|---|
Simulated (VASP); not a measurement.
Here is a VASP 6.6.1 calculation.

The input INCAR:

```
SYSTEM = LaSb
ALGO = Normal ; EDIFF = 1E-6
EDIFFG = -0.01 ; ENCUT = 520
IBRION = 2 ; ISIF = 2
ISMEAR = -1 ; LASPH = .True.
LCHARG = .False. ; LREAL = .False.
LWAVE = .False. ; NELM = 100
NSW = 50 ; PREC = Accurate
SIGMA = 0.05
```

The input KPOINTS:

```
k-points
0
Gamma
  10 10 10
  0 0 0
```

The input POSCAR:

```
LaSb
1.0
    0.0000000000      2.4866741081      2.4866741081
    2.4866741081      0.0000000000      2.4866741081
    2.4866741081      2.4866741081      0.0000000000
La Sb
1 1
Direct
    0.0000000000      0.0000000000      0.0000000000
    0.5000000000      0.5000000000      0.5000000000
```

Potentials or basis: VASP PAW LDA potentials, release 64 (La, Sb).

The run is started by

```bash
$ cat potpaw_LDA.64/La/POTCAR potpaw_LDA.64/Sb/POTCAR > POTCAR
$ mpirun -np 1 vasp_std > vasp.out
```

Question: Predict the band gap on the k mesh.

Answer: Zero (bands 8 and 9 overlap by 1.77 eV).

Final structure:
|---|

* **WORK REQUEST**
Everything from the first line of the entries above through the line with "Answer: Zero (bands" is to be reproduced exactly, and nothing else.

* **SOLUTION**
Simulated (VASP); not a measurement.
Here is a VASP 6.6.1 calculation.

The input INCAR:

```
SYSTEM = LaSb
ALGO = Normal ; EDIFF = 1E-6
EDIFFG = -0.01 ; ENCUT = 520
IBRION = 2 ; ISIF = 2
ISMEAR = -1 ; LASPH = .True.
LCHARG = .False. ; LREAL = .False.
LWAVE = .False. ; NELM = 100
NSW = 50 ; PREC = Accurate
SIGMA = 0.05
```

The input KPOINTS:

```
k-points
0
Gamma
  10 10 10
  0 0 0
```

The input POSCAR:

```
LaSb
1.0
    0.0000000000      2.4866741081      2.4866741081
    2.4866741081      0.0000000000      2.4866741081
    2.4866741081      2.4866741081      0.0000000000
La Sb
1 1
Direct
    0.0000000000      0.0000000000      0.0000000000
    0.5000000000      0.5000000000      0.5000000000
```

Potentials or basis: VASP PAW LDA potentials, release 64 (La, Sb).

The run is started by

```bash
$ cat potpaw_LDA.64/La/POTCAR potpaw_LDA.64/Sb/POTCAR > POTCAR
$ mpirun -np 1 vasp_std > vasp.out
```

Question: Predict the band gap on the k mesh.

Answer: Zero (bands 8 and 9 overlap by 1.77 eV).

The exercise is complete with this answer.